◆ Brief
Write out the whole listing without a single alteration.

◆ Data supplied
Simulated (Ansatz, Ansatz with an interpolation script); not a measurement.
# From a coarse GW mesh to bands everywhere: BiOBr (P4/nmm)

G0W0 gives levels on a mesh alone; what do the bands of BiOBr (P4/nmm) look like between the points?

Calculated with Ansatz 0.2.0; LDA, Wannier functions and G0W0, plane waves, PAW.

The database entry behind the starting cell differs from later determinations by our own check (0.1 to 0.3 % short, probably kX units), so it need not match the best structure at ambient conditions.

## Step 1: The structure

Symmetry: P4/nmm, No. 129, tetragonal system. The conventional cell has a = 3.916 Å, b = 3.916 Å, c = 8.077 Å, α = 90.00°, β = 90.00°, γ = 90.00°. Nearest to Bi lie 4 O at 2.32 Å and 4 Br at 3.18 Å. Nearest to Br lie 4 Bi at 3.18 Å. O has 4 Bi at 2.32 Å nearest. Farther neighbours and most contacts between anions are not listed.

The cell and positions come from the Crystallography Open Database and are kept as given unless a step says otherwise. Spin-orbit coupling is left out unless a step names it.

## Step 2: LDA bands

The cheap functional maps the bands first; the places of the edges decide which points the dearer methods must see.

◆ Response box
Simulated (Ansatz, Ansatz with an interpolation script); not a measurement.
# From a coarse GW mesh to bands everywhere: BiOBr (P4/nmm)

G0W0 gives levels on a mesh alone; what do the bands of BiOBr (P4/nmm) look like between the points?

Calculated with Ansatz 0.2.0; LDA, Wannier functions and G0W0, plane waves, PAW.

The database entry behind the starting cell differs from later determinations by our own check (0.1 to 0.3 % short, probably kX units), so it need not match the best structure at ambient conditions.

## Step 1: The structure

Symmetry: P4/nmm, No. 129, tetragonal system. The conventional cell has a = 3.916 Å, b = 3.916 Å, c = 8.077 Å, α = 90.00°, β = 90.00°, γ = 90.00°. Nearest to Bi lie 4 O at 2.32 Å and 4 Br at 3.18 Å. Nearest to Br lie 4 Bi at 3.18 Å. O has 4 Bi at 2.32 Å nearest. Farther neighbours and most contacts between anions are not listed.

The cell and positions come from the Crystallography Open Database and are kept as given unless a step says otherwise. Spin-orbit coupling is left out unless a step names it.

## Step 2: LDA bands

The cheap functional maps the bands first; the places of the edges decide which points the dearer methods must see.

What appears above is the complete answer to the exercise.